[Start of section]
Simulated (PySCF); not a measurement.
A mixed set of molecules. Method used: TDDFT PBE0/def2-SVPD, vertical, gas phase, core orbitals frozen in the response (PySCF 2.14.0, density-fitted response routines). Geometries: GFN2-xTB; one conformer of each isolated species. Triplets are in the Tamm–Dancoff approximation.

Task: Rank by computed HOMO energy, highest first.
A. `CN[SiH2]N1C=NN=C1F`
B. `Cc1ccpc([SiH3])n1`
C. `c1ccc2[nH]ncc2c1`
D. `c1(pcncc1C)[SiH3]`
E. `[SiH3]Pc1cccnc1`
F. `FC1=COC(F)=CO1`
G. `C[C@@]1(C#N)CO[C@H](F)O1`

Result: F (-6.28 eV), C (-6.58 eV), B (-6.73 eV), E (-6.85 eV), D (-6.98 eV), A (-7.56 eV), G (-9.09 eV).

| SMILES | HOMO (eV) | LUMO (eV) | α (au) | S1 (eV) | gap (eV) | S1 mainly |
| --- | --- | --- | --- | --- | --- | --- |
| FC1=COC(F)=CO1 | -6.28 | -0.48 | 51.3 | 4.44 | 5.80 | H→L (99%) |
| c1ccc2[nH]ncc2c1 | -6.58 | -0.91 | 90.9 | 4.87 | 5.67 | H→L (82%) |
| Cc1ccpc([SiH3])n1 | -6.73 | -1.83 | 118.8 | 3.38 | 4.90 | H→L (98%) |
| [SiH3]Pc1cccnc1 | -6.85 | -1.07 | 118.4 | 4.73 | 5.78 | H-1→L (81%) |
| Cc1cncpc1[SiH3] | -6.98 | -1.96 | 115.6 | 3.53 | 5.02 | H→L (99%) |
[End of section]

■ Work item: A faithful copy of all the material is the required answer.

■ Written solution:
Simulated (PySCF); not a measurement.
A mixed set of molecules. Method used: TDDFT PBE0/def2-SVPD, vertical, gas phase, core orbitals frozen in the response (PySCF 2.14.0, density-fitted response routines). Geometries: GFN2-xTB; one conformer of each isolated species. Triplets are in the Tamm–Dancoff approximation.

Task: Rank by computed HOMO energy, highest first.
A. `CN[SiH2]N1C=NN=C1F`
B. `Cc1ccpc([SiH3])n1`
C. `c1ccc2[nH]ncc2c1`
D. `c1(pcncc1C)[SiH3]`
E. `[SiH3]Pc1cccnc1`
F. `FC1=COC(F)=CO1`
G. `C[C@@]1(C#N)CO[C@H](F)O1`

Result: F (-6.28 eV), C (-6.58 eV), B (-6.73 eV), E (-6.85 eV), D (-6.98 eV), A (-7.56 eV), G (-9.09 eV).

| SMILES | HOMO (eV) | LUMO (eV) | α (au) | S1 (eV) | gap (eV) | S1 mainly |
| --- | --- | --- | --- | --- | --- | --- |
| FC1=COC(F)=CO1 | -6.28 | -0.48 | 51.3 | 4.44 | 5.80 | H→L (99%) |
| c1ccc2[nH]ncc2c1 | -6.58 | -0.91 | 90.9 | 4.87 | 5.67 | H→L (82%) |
| Cc1ccpc([SiH3])n1 | -6.73 | -1.83 | 118.8 | 3.38 | 4.90 | H→L (98%) |
| [SiH3]Pc1cccnc1 | -6.85 | -1.07 | 118.4 | 4.73 | 5.78 | H-1→L (81%) |
| Cc1cncpc1[SiH3] | -6.98 | -1.96 | 115.6 | 3.53 | 5.02 | H→L (99%) |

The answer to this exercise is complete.